• **REQUIREMENT**
Please return the full listing. Every line must match exactly.

• **SUPPLIED ENTRIES**
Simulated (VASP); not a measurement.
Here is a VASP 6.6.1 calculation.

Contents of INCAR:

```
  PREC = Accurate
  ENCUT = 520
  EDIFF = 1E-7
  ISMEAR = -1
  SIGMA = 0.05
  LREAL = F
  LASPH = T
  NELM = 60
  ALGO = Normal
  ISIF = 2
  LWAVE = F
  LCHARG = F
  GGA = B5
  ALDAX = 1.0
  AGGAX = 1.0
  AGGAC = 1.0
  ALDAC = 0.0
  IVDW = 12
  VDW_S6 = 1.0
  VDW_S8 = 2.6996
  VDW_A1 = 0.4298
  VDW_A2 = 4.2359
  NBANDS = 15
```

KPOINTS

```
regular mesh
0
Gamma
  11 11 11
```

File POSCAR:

• **TASK ANSWER**
Simulated (VASP); not a measurement.
Here is a VASP 6.6.1 calculation.

Contents of INCAR:

```
  PREC = Accurate
  ENCUT = 520
  EDIFF = 1E-7
  ISMEAR = -1
  SIGMA = 0.05
  LREAL = F
  LASPH = T
  NELM = 60
  ALGO = Normal
  ISIF = 2
  LWAVE = F
  LCHARG = F
  GGA = B5
  ALDAX = 1.0
  AGGAX = 1.0
  AGGAC = 1.0
  ALDAC = 0.0
  IVDW = 12
  VDW_S6 = 1.0
  VDW_S8 = 2.6996
  VDW_A1 = 0.4298
  VDW_A2 = 4.2359
  NBANDS = 15
```

KPOINTS

```
regular mesh
0
Gamma
  11 11 11
```

File POSCAR:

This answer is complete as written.